▸ Work item
Reproduce precisely the lines between the start of the data below and the line with "The structure of", both included.

◇ ◇ ◇ ◇
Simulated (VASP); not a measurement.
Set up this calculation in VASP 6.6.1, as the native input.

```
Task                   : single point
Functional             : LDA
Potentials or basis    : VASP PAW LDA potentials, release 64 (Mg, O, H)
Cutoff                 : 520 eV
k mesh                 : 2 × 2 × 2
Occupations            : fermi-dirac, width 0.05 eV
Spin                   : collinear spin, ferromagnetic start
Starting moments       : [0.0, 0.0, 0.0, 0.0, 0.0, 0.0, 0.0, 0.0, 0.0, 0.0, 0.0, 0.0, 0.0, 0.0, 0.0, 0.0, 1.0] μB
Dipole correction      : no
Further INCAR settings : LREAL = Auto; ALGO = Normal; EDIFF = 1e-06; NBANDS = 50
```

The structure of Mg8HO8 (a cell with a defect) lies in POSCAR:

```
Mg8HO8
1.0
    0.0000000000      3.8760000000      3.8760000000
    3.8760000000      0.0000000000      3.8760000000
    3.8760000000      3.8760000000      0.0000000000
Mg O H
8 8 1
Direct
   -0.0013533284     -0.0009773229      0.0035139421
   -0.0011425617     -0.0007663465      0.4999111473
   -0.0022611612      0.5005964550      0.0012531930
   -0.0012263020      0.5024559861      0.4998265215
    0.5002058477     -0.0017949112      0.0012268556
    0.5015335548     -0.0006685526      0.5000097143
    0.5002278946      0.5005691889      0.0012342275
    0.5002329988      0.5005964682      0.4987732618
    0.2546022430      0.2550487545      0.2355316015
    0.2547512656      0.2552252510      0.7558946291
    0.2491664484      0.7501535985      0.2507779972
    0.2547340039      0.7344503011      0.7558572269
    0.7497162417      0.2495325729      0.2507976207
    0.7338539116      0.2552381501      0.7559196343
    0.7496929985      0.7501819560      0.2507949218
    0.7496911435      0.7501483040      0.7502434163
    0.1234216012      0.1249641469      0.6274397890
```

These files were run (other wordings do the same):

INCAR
◇ ◇ ◇ ◇

▸ Answer box
Simulated (VASP); not a measurement.
Set up this calculation in VASP 6.6.1, as the native input.

```
Task                   : single point
Functional             : LDA
Potentials or basis    : VASP PAW LDA potentials, release 64 (Mg, O, H)
Cutoff                 : 520 eV
k mesh                 : 2 × 2 × 2
Occupations            : fermi-dirac, width 0.05 eV
Spin                   : collinear spin, ferromagnetic start
Starting moments       : [0.0, 0.0, 0.0, 0.0, 0.0, 0.0, 0.0, 0.0, 0.0, 0.0, 0.0, 0.0, 0.0, 0.0, 0.0, 0.0, 1.0] μB
Dipole correction      : no
Further INCAR settings : LREAL = Auto; ALGO = Normal; EDIFF = 1e-06; NBANDS = 50
```

The structure of Mg8HO8 (a cell with a defect) lies in POSCAR:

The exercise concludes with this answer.